§ Work instruction: Would you set down the whole listing again exactly as it appears?

————————
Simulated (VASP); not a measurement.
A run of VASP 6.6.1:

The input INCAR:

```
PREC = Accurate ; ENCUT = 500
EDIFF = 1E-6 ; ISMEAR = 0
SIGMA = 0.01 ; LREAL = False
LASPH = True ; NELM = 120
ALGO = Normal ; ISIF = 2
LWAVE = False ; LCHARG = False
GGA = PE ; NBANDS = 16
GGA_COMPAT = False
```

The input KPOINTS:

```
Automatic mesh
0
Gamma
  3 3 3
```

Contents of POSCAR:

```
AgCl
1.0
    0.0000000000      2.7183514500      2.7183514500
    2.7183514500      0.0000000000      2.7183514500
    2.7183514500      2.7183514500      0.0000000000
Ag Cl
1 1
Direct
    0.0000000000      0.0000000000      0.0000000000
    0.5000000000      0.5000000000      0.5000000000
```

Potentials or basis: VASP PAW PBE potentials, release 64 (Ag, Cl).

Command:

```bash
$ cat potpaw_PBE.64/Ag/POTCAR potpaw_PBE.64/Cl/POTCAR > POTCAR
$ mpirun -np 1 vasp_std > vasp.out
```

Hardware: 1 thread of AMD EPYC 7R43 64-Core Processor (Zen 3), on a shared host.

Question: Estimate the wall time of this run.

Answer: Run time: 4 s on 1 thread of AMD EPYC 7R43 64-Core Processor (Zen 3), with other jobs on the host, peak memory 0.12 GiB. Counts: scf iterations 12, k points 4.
————————

§ Written response:
Simulated (VASP); not a measurement.
A run of VASP 6.6.1:

The input INCAR:

```
PREC = Accurate ; ENCUT = 500
EDIFF = 1E-6 ; ISMEAR = 0
SIGMA = 0.01 ; LREAL = False
LASPH = True ; NELM = 120
ALGO = Normal ; ISIF = 2
LWAVE = False ; LCHARG = False
GGA = PE ; NBANDS = 16
GGA_COMPAT = False
```

The input KPOINTS:

```
Automatic mesh
0
Gamma
  3 3 3
```

Contents of POSCAR:

```
AgCl
1.0
    0.0000000000      2.7183514500      2.7183514500
    2.7183514500      0.0000000000      2.7183514500
    2.7183514500      2.7183514500      0.0000000000
Ag Cl
1 1
Direct
    0.0000000000      0.0000000000      0.0000000000
    0.5000000000      0.5000000000      0.5000000000
```

Potentials or basis: VASP PAW PBE potentials, release 64 (Ag, Cl).

Command:

```bash
$ cat potpaw_PBE.64/Ag/POTCAR potpaw_PBE.64/Cl/POTCAR > POTCAR
$ mpirun -np 1 vasp_std > vasp.out
```

Hardware: 1 thread of AMD EPYC 7R43 64-Core Processor (Zen 3), on a shared host.

Question: Estimate the wall time of this run.

Answer: Run time: 4 s on 1 thread of AMD EPYC 7R43 64-Core Processor (Zen 3), with other jobs on the host, peak memory 0.12 GiB. Counts: scf iterations 12, k points 4.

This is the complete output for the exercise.